### Entries supplied
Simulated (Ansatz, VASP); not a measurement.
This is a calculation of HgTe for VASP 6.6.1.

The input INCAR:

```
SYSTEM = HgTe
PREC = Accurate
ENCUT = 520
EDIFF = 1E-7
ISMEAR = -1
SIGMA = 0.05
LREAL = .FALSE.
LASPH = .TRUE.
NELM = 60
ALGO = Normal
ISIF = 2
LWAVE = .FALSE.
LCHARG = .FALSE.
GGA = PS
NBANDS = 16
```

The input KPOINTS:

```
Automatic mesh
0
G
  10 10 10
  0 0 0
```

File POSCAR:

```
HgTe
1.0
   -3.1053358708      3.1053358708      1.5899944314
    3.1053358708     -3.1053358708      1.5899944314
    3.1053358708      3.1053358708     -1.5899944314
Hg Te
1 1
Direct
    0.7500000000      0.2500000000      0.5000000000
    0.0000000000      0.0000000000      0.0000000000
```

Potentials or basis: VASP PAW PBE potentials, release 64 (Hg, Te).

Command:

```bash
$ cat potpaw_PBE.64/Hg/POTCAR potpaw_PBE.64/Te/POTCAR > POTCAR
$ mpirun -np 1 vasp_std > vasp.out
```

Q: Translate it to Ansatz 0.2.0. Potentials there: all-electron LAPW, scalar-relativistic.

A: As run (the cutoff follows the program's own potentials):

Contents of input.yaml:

### Work task
Take the entries above and return only the lines from the one with "Q: Translate it" to the one with "A: As run (the", both included, unchanged.

### Exercise solution
Q: Translate it to Ansatz 0.2.0. Potentials there: all-electron LAPW, scalar-relativistic.

A: As run (the cutoff follows the program's own potentials):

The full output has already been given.